▶ _Work order_
Please repeat only the stretch of records running from the first line through the line that contains "Re | 14.62¶ | ? | ? |".

▶ _Dataset records_
------------------------------------------------------------------------
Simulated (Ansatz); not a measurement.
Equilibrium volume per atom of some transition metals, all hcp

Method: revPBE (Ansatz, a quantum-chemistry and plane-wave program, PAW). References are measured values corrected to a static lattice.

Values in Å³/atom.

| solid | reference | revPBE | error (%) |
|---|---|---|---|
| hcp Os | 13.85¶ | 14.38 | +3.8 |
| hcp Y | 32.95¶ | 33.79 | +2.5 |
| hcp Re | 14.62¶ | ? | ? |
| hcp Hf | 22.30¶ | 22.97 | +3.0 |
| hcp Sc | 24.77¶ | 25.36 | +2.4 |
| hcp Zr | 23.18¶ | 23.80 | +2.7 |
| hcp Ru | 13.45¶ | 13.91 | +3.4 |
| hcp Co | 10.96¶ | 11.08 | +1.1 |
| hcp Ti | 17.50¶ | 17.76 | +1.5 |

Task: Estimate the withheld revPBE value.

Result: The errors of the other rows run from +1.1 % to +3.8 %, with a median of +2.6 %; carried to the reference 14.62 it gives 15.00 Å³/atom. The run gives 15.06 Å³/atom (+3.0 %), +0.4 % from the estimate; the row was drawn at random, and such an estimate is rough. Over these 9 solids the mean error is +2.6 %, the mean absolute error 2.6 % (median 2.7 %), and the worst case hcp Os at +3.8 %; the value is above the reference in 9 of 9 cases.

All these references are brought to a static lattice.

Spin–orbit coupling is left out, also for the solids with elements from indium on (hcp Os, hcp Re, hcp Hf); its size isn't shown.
------------------------------------------------------------------------

▶ _Your solution_
Simulated (Ansatz); not a measurement.
Equilibrium volume per atom of some transition metals, all hcp

Method: revPBE (Ansatz, a quantum-chemistry and plane-wave program, PAW). References are measured values corrected to a static lattice.

Values in Å³/atom.

| solid | reference | revPBE | error (%) |
|---|---|---|---|
| hcp Os | 13.85¶ | 14.38 | +3.8 |
| hcp Y | 32.95¶ | 33.79 | +2.5 |
| hcp Re | 14.62¶ | ? | ? |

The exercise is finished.